#### Information supplied:
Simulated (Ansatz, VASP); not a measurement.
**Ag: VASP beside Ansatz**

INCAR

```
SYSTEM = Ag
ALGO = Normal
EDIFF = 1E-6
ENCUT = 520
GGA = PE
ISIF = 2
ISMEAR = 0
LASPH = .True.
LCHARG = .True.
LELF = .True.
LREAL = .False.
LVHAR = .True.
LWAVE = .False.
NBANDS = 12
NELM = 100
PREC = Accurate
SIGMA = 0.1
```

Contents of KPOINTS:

#### Required action:
Write out the data exactly as it stands.

#### Response box:
Simulated (Ansatz, VASP); not a measurement.
**Ag: VASP beside Ansatz**

INCAR

```
SYSTEM = Ag
ALGO = Normal
EDIFF = 1E-6
ENCUT = 520
GGA = PE
ISIF = 2
ISMEAR = 0
LASPH = .True.
LCHARG = .True.
LELF = .True.
LREAL = .False.
LVHAR = .True.
LWAVE = .False.
NBANDS = 12
NELM = 100
PREC = Accurate
SIGMA = 0.1
```

Contents of KPOINTS:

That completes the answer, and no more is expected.